★ ★ ★

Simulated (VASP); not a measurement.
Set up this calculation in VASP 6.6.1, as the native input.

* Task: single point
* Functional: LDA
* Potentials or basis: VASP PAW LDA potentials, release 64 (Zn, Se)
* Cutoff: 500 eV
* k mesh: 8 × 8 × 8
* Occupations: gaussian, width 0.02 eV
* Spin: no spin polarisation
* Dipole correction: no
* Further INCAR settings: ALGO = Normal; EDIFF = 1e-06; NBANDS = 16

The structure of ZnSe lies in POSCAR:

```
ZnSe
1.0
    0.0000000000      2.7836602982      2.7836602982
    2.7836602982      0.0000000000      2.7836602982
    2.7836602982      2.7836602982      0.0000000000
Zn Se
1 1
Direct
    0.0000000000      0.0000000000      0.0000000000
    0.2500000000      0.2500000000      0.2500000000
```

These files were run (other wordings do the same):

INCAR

★ ★ ★

- [Action item] Give all of the material again, exactly.

- [Answer area]
Simulated (VASP); not a measurement.
Set up this calculation in VASP 6.6.1, as the native input.

* Task: single point
* Functional: LDA
* Potentials or basis: VASP PAW LDA potentials, release 64 (Zn, Se)
* Cutoff: 500 eV
* k mesh: 8 × 8 × 8
* Occupations: gaussian, width 0.02 eV
* Spin: no spin polarisation
* Dipole correction: no
* Further INCAR settings: ALGO = Normal; EDIFF = 1e-06; NBANDS = 16

The structure of ZnSe lies in POSCAR:

```
ZnSe
1.0
    0.0000000000      2.7836602982      2.7836602982
    2.7836602982      0.0000000000      2.7836602982
    2.7836602982      2.7836602982      0.0000000000
Zn Se
1 1
Direct
    0.0000000000      0.0000000000      0.0000000000
    0.2500000000      0.2500000000      0.2500000000
```

These files were run (other wordings do the same):

INCAR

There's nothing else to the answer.